○ ○ ○ ○

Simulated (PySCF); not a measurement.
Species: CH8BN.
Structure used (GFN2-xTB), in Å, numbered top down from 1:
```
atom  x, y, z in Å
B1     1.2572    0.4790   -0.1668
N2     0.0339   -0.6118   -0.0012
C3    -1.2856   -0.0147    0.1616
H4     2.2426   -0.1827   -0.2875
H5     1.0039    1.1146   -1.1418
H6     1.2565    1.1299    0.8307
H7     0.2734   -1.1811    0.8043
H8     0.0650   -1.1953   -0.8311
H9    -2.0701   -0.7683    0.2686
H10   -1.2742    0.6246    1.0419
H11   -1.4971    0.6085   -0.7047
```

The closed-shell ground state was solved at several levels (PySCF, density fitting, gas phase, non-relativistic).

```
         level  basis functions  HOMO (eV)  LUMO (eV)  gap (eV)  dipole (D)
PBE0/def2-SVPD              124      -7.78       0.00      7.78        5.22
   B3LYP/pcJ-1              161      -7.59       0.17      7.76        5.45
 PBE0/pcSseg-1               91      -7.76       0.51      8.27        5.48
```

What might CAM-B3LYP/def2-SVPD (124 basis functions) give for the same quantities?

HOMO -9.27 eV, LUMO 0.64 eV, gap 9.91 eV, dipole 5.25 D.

○ ○ ○ ○

*Required action*: Set down the data in full, word for word.

*Task output*:
Simulated (PySCF); not a measurement.
Species: CH8BN.
Structure used (GFN2-xTB), in Å, numbered top down from 1:
```
atom  x, y, z in Å
B1     1.2572    0.4790   -0.1668
N2     0.0339   -0.6118   -0.0012
C3    -1.2856   -0.0147    0.1616
H4     2.2426   -0.1827   -0.2875
H5     1.0039    1.1146   -1.1418
H6     1.2565    1.1299    0.8307
H7     0.2734   -1.1811    0.8043
H8     0.0650   -1.1953   -0.8311
H9    -2.0701   -0.7683    0.2686
H10   -1.2742    0.6246    1.0419
H11   -1.4971    0.6085   -0.7047
```

The closed-shell ground state was solved at several levels (PySCF, density fitting, gas phase, non-relativistic).

```
         level  basis functions  HOMO (eV)  LUMO (eV)  gap (eV)  dipole (D)
PBE0/def2-SVPD              124      -7.78       0.00      7.78        5.22
   B3LYP/pcJ-1              161      -7.59       0.17      7.76        5.45
 PBE0/pcSseg-1               91      -7.76       0.51      8.27        5.48
```

What might CAM-B3LYP/def2-SVPD (124 basis functions) give for the same quantities?

HOMO -9.27 eV, LUMO 0.64 eV, gap 9.91 eV, dipole 5.25 D.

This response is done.